▸ **Assigned task**
Each record below is to be restated word for word.

▸ **Provided information**
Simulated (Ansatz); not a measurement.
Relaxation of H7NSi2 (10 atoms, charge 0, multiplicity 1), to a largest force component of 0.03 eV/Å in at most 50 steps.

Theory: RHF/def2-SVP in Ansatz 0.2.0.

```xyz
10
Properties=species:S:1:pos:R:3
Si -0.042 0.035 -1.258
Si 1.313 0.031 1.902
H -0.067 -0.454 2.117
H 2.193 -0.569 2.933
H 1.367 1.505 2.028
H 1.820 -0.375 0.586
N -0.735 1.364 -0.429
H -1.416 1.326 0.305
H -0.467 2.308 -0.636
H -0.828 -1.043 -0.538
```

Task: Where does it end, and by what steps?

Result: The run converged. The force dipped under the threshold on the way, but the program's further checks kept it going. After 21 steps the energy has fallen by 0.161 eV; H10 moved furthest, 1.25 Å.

▸ **Task output**
Simulated (Ansatz); not a measurement.
Relaxation of H7NSi2 (10 atoms, charge 0, multiplicity 1), to a largest force component of 0.03 eV/Å in at most 50 steps.

Theory: RHF/def2-SVP in Ansatz 0.2.0.

```xyz
10
Properties=species:S:1:pos:R:3
Si -0.042 0.035 -1.258
Si 1.313 0.031 1.902
H -0.067 -0.454 2.117
H 2.193 -0.569 2.933
H 1.367 1.505 2.028
H 1.820 -0.375 0.586
N -0.735 1.364 -0.429
H -1.416 1.326 0.305
H -0.467 2.308 -0.636
H -0.828 -1.043 -0.538
```

Task: Where does it end, and by what steps?

Result: The run converged. The force dipped under the threshold on the way, but the program's further checks kept it going. After 21 steps the energy has fallen by 0.161 eV; H10 moved furthest, 1.25 Å.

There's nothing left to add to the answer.